=======

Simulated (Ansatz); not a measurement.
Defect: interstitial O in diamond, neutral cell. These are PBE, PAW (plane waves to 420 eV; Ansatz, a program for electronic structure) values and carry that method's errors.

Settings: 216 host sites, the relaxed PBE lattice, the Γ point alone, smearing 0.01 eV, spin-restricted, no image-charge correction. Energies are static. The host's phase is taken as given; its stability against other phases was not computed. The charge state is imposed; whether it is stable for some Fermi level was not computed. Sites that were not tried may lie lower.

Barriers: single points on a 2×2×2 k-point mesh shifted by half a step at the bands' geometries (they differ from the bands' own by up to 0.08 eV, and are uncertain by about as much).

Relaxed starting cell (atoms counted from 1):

=======

Repeat every line of the records, exactly as given.

● Exercise result:
Simulated (Ansatz); not a measurement.
Defect: interstitial O in diamond, neutral cell. These are PBE, PAW (plane waves to 420 eV; Ansatz, a program for electronic structure) values and carry that method's errors.

Settings: 216 host sites, the relaxed PBE lattice, the Γ point alone, smearing 0.01 eV, spin-restricted, no image-charge correction. Energies are static. The host's phase is taken as given; its stability against other phases was not computed. The charge state is imposed; whether it is stable for some Fermi level was not computed. Sites that were not tried may lie lower.

Barriers: single points on a 2×2×2 k-point mesh shifted by half a step at the bands' geometries (they differ from the bands' own by up to 0.08 eV, and are uncertain by about as much).

Relaxed starting cell (atoms counted from 1):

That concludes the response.